### EXTRACTED DATA
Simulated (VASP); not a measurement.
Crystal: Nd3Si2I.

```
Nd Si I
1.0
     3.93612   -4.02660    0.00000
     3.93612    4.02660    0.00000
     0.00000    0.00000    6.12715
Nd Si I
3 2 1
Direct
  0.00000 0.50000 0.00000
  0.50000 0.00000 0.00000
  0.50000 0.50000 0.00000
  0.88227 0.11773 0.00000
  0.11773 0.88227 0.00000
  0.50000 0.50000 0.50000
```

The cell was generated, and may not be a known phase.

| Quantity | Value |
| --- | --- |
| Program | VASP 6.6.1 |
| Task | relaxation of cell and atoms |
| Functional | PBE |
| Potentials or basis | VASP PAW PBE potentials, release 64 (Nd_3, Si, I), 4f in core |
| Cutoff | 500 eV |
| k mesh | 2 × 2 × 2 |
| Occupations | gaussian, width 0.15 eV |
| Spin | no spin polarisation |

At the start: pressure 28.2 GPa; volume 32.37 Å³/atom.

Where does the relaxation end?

### WORK TASK
Only the lines above starting at the line that holds "width 0.15 eV |" and ending at the line that holds "At the start: pressure" are to be repeated, exactly and in full.

### EXERCISE RESPONSE
| Occupations | gaussian, width 0.15 eV |
| Spin | no spin polarisation |

At the start: pressure 28.2 GPa; volume 32.37 Å³/atom.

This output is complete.